Activity: Make an exact copy of all the entries shown below.

Listed records:
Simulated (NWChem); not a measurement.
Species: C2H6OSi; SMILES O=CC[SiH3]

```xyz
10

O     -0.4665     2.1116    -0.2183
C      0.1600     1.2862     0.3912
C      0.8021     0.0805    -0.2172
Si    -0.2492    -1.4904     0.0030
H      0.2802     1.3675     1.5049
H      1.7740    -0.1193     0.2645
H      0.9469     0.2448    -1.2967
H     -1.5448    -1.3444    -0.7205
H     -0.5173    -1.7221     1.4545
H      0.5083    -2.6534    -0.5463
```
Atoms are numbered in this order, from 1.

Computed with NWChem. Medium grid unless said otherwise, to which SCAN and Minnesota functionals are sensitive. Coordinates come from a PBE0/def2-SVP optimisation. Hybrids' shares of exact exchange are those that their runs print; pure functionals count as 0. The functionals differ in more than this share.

Response area:
Simulated (NWChem); not a measurement.
Species: C2H6OSi; SMILES O=CC[SiH3]

```xyz
10

O     -0.4665     2.1116    -0.2183
C      0.1600     1.2862     0.3912
C      0.8021     0.0805    -0.2172
Si    -0.2492    -1.4904     0.0030
H      0.2802     1.3675     1.5049
H      1.7740    -0.1193     0.2645
H      0.9469     0.2448    -1.2967
H     -1.5448    -1.3444    -0.7205
H     -0.5173    -1.7221     1.4545
H      0.5083    -2.6534    -0.5463
```
Atoms are numbered in this order, from 1.

Computed with NWChem. Medium grid unless said otherwise, to which SCAN and Minnesota functionals are sensitive. Coordinates come from a PBE0/def2-SVP optimisation. Hybrids' shares of exact exchange are those that their runs print; pure functionals count as 0. The functionals differ in more than this share.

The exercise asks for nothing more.